· · ·

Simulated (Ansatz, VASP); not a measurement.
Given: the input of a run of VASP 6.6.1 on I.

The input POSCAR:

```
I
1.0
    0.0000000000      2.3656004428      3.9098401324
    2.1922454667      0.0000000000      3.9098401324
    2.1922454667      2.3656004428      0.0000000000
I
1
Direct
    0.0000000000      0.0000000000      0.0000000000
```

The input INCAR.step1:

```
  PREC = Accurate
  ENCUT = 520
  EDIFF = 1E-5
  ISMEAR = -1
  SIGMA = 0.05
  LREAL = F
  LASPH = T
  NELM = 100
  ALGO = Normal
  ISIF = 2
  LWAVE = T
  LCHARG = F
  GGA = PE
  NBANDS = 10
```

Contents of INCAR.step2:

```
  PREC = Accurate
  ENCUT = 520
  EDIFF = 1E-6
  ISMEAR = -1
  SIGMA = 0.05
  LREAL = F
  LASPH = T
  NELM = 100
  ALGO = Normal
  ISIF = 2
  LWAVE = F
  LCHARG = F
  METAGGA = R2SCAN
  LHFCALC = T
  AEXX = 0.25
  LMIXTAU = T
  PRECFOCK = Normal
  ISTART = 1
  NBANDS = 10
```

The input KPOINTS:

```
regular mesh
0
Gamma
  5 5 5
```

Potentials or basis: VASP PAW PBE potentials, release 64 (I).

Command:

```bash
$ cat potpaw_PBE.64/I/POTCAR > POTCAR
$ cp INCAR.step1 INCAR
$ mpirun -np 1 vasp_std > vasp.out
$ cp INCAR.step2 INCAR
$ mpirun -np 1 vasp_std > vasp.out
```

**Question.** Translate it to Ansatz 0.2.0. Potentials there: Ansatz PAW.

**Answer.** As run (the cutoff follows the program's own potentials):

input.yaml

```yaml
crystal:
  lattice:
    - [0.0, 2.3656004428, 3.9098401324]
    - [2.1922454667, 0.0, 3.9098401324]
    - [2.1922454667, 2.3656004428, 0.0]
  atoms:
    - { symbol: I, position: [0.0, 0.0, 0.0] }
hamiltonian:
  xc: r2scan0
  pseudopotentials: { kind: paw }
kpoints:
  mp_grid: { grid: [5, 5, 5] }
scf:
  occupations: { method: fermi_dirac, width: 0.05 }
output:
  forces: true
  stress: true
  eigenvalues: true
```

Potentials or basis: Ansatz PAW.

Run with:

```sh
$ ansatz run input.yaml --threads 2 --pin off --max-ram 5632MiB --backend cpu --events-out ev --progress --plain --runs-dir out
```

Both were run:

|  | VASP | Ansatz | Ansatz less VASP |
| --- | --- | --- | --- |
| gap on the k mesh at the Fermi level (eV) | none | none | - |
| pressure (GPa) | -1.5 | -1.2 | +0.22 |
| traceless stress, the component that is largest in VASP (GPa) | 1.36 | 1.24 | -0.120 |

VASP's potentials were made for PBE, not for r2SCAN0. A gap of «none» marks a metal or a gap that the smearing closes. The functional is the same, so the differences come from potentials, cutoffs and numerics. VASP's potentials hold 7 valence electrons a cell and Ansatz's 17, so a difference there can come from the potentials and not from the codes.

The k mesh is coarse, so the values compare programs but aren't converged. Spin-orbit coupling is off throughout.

· · ·

#### ASSIGNMENT
Transcribe verbatim. Cover the lines from the first line of the entries above to the line containing "-1.2 | +0.22 |", inclusive.

#### SOLUTION
Simulated (Ansatz, VASP); not a measurement.
Given: the input of a run of VASP 6.6.1 on I.

The input POSCAR:

```
I
1.0
    0.0000000000      2.3656004428      3.9098401324
    2.1922454667      0.0000000000      3.9098401324
    2.1922454667      2.3656004428      0.0000000000
I
1
Direct
    0.0000000000      0.0000000000      0.0000000000
```

The input INCAR.step1:

```
  PREC = Accurate
  ENCUT = 520
  EDIFF = 1E-5
  ISMEAR = -1
  SIGMA = 0.05
  LREAL = F
  LASPH = T
  NELM = 100
  ALGO = Normal
  ISIF = 2
  LWAVE = T
  LCHARG = F
  GGA = PE
  NBANDS = 10
```

Contents of INCAR.step2:

```
  PREC = Accurate
  ENCUT = 520
  EDIFF = 1E-6
  ISMEAR = -1
  SIGMA = 0.05
  LREAL = F
  LASPH = T
  NELM = 100
  ALGO = Normal
  ISIF = 2
  LWAVE = F
  LCHARG = F
  METAGGA = R2SCAN
  LHFCALC = T
  AEXX = 0.25
  LMIXTAU = T
  PRECFOCK = Normal
  ISTART = 1
  NBANDS = 10
```

The input KPOINTS:

```
regular mesh
0
Gamma
  5 5 5
```

Potentials or basis: VASP PAW PBE potentials, release 64 (I).

Command:

```bash
$ cat potpaw_PBE.64/I/POTCAR > POTCAR
$ cp INCAR.step1 INCAR
$ mpirun -np 1 vasp_std > vasp.out
$ cp INCAR.step2 INCAR
$ mpirun -np 1 vasp_std > vasp.out
```

**Question.** Translate it to Ansatz 0.2.0. Potentials there: Ansatz PAW.

**Answer.** As run (the cutoff follows the program's own potentials):

input.yaml

```yaml
crystal:
  lattice:
    - [0.0, 2.3656004428, 3.9098401324]
    - [2.1922454667, 0.0, 3.9098401324]
    - [2.1922454667, 2.3656004428, 0.0]
  atoms:
    - { symbol: I, position: [0.0, 0.0, 0.0] }
hamiltonian:
  xc: r2scan0
  pseudopotentials: { kind: paw }
kpoints:
  mp_grid: { grid: [5, 5, 5] }
scf:
  occupations: { method: fermi_dirac, width: 0.05 }
output:
  forces: true
  stress: true
  eigenvalues: true
```

Potentials or basis: Ansatz PAW.

Run with:

```sh
$ ansatz run input.yaml --threads 2 --pin off --max-ram 5632MiB --backend cpu --events-out ev --progress --plain --runs-dir out
```

Both were run:

|  | VASP | Ansatz | Ansatz less VASP |
| --- | --- | --- | --- |
| gap on the k mesh at the Fermi level (eV) | none | none | - |
| pressure (GPa) | -1.5 | -1.2 | +0.22 |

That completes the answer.